- [WORK ITEM]:
Entries in the following listing are to be copied exactly as they stand.

- [GIVEN ENTRIES]:
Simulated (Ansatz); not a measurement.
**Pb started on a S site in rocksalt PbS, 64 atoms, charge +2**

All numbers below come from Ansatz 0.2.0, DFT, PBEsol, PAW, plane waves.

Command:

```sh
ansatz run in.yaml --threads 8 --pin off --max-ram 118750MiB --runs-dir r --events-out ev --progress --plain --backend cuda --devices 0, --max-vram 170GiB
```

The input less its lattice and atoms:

- [REPLY]:
Simulated (Ansatz); not a measurement.
**Pb started on a S site in rocksalt PbS, 64 atoms, charge +2**

All numbers below come from Ansatz 0.2.0, DFT, PBEsol, PAW, plane waves.

Command:

```sh
ansatz run in.yaml --threads 8 --pin off --max-ram 118750MiB --runs-dir r --events-out ev --progress --plain --backend cuda --devices 0, --max-vram 170GiB
```

The input less its lattice and atoms:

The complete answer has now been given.